ACTION ITEM:
Verbatim, and with nothing else, reproduce the data below from its first line through the line containing "none | none | - |".

⟨
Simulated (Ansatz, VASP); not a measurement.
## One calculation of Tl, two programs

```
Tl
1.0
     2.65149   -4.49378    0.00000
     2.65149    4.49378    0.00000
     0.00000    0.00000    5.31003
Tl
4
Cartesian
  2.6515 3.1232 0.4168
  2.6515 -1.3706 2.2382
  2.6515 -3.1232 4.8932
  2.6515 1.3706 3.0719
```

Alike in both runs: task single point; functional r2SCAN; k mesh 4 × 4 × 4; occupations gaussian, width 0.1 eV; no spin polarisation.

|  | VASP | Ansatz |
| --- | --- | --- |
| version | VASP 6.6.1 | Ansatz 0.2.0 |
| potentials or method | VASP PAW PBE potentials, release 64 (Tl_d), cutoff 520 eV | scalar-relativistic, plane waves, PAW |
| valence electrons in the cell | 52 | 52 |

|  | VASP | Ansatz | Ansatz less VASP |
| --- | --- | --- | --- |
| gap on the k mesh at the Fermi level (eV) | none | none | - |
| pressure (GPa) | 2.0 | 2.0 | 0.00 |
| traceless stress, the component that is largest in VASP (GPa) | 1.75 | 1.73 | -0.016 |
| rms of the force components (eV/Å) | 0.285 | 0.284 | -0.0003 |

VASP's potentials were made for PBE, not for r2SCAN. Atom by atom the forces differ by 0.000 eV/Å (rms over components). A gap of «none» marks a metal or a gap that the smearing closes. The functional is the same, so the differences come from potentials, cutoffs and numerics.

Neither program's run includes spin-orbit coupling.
⟩

ANSWER SECTION:
Simulated (Ansatz, VASP); not a measurement.
## One calculation of Tl, two programs

```
Tl
1.0
     2.65149   -4.49378    0.00000
     2.65149    4.49378    0.00000
     0.00000    0.00000    5.31003
Tl
4
Cartesian
  2.6515 3.1232 0.4168
  2.6515 -1.3706 2.2382
  2.6515 -3.1232 4.8932
  2.6515 1.3706 3.0719
```

Alike in both runs: task single point; functional r2SCAN; k mesh 4 × 4 × 4; occupations gaussian, width 0.1 eV; no spin polarisation.

|  | VASP | Ansatz |
| --- | --- | --- |
| version | VASP 6.6.1 | Ansatz 0.2.0 |
| potentials or method | VASP PAW PBE potentials, release 64 (Tl_d), cutoff 520 eV | scalar-relativistic, plane waves, PAW |
| valence electrons in the cell | 52 | 52 |

|  | VASP | Ansatz | Ansatz less VASP |
| --- | --- | --- | --- |
| gap on the k mesh at the Fermi level (eV) | none | none | - |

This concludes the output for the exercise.